[[ Records supplied, beginning ]]

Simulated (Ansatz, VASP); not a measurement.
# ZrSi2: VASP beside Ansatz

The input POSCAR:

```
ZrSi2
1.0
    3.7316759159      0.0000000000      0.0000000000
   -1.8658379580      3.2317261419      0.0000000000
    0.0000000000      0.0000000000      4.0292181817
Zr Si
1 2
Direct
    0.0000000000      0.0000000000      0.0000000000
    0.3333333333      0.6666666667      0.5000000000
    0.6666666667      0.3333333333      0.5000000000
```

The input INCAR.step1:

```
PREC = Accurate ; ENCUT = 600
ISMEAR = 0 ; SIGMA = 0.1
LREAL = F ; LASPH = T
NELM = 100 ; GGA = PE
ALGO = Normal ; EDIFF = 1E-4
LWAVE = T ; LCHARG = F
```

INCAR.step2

[[ Records supplied, end ]]

Required action. Set down the whole of the material, exactly.

Exercise result.
Simulated (Ansatz, VASP); not a measurement.
# ZrSi2: VASP beside Ansatz

The input POSCAR:

```
ZrSi2
1.0
    3.7316759159      0.0000000000      0.0000000000
   -1.8658379580      3.2317261419      0.0000000000
    0.0000000000      0.0000000000      4.0292181817
Zr Si
1 2
Direct
    0.0000000000      0.0000000000      0.0000000000
    0.3333333333      0.6666666667      0.5000000000
    0.6666666667      0.3333333333      0.5000000000
```

The input INCAR.step1:

```
PREC = Accurate ; ENCUT = 600
ISMEAR = 0 ; SIGMA = 0.1
LREAL = F ; LASPH = T
NELM = 100 ; GGA = PE
ALGO = Normal ; EDIFF = 1E-4
LWAVE = T ; LCHARG = F
```

INCAR.step2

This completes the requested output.